ACTIVITY: Each line from the start of the entries through the line that contains "23 atoms, charge" should be output exactly, please.

GIVEN ENTRIES:
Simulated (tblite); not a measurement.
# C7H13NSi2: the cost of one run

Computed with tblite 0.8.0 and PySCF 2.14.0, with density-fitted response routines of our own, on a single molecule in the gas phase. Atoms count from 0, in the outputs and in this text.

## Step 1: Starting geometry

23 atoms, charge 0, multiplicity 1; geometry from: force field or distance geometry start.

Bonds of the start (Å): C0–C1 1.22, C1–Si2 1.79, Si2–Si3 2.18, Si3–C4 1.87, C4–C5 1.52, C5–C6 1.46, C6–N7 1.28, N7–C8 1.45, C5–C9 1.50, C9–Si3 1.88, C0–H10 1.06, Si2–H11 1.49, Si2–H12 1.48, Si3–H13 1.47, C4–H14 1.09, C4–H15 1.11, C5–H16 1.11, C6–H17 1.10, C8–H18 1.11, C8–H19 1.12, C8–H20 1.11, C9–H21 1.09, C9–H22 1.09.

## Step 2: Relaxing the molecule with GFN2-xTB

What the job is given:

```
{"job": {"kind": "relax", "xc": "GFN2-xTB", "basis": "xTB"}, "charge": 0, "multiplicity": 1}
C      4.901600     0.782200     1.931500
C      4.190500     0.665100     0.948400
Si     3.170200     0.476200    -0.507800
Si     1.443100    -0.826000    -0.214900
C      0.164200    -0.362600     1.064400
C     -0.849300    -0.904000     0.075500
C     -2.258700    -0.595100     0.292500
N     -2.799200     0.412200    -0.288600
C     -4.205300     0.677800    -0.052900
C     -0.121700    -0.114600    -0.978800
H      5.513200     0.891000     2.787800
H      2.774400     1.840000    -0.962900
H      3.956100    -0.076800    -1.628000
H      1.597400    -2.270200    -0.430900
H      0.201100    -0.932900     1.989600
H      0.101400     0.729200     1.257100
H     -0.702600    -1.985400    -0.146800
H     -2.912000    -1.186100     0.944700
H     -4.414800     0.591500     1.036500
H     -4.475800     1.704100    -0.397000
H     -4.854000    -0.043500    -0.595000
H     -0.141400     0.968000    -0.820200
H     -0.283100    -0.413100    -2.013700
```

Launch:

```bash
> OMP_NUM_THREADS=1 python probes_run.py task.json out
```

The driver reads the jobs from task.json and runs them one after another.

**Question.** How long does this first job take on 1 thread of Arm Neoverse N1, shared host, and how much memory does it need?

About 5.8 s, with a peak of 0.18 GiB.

WRITTEN ANSWER:
Simulated (tblite); not a measurement.
# C7H13NSi2: the cost of one run

Computed with tblite 0.8.0 and PySCF 2.14.0, with density-fitted response routines of our own, on a single molecule in the gas phase. Atoms count from 0, in the outputs and in this text.

## Step 1: Starting geometry

23 atoms, charge 0, multiplicity 1; geometry from: force field or distance geometry start.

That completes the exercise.